WORK ITEM: Would you write out the entries below, every one of them, exactly?

*** EXTRACTED INFORMATION Section Begins ***

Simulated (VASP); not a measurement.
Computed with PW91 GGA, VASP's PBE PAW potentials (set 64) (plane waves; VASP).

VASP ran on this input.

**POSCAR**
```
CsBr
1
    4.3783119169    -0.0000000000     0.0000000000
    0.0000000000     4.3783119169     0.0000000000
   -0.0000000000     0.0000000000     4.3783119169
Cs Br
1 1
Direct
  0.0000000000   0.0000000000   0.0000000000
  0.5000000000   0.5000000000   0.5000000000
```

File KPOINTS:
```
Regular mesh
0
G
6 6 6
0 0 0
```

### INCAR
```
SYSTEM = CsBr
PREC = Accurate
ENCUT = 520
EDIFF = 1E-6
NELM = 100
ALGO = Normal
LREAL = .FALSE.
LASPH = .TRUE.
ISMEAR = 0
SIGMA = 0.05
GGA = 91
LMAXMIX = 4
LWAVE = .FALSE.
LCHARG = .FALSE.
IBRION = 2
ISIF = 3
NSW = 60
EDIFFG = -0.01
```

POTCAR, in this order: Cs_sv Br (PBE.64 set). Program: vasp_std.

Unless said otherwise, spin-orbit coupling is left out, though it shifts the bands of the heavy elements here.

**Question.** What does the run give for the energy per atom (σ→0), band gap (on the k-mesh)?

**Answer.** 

*** EXTRACTED INFORMATION Section Ends ***

EXERCISE SOLUTION:
Simulated (VASP); not a measurement.
Computed with PW91 GGA, VASP's PBE PAW potentials (set 64) (plane waves; VASP).

VASP ran on this input.

**POSCAR**
```
CsBr
1
    4.3783119169    -0.0000000000     0.0000000000
    0.0000000000     4.3783119169     0.0000000000
   -0.0000000000     0.0000000000     4.3783119169
Cs Br
1 1
Direct
  0.0000000000   0.0000000000   0.0000000000
  0.5000000000   0.5000000000   0.5000000000
```

File KPOINTS:
```
Regular mesh
0
G
6 6 6
0 0 0
```

### INCAR
```
SYSTEM = CsBr
PREC = Accurate
ENCUT = 520
EDIFF = 1E-6
NELM = 100
ALGO = Normal
LREAL = .FALSE.
LASPH = .TRUE.
ISMEAR = 0
SIGMA = 0.05
GGA = 91
LMAXMIX = 4
LWAVE = .FALSE.
LCHARG = .FALSE.
IBRION = 2
ISIF = 3
NSW = 60
EDIFFG = -0.01
```

POTCAR, in this order: Cs_sv Br (PBE.64 set). Program: vasp_std.

Unless said otherwise, spin-orbit coupling is left out, though it shifts the bands of the heavy elements here.

**Question.** What does the run give for the energy per atom (σ→0), band gap (on the k-mesh)?

**Answer.** 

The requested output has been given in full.